Data =
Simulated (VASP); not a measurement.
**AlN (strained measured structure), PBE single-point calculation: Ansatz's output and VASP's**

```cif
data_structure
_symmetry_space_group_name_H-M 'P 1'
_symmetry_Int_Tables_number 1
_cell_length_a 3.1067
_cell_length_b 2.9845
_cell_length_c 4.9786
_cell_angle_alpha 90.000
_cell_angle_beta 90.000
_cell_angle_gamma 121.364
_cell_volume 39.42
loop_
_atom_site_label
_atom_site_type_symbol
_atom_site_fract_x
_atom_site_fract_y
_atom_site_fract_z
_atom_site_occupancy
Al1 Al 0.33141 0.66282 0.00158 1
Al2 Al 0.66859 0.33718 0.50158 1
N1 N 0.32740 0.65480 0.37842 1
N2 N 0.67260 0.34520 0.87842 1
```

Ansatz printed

Required action =
What you return must match the data word for word.

Exercise output =
Simulated (VASP); not a measurement.
**AlN (strained measured structure), PBE single-point calculation: Ansatz's output and VASP's**

```cif
data_structure
_symmetry_space_group_name_H-M 'P 1'
_symmetry_Int_Tables_number 1
_cell_length_a 3.1067
_cell_length_b 2.9845
_cell_length_c 4.9786
_cell_angle_alpha 90.000
_cell_angle_beta 90.000
_cell_angle_gamma 121.364
_cell_volume 39.42
loop_
_atom_site_label
_atom_site_type_symbol
_atom_site_fract_x
_atom_site_fract_y
_atom_site_fract_z
_atom_site_occupancy
Al1 Al 0.33141 0.66282 0.00158 1
Al2 Al 0.66859 0.33718 0.50158 1
N1 N 0.32740 0.65480 0.37842 1
N2 N 0.67260 0.34520 0.87842 1
```

Ansatz printed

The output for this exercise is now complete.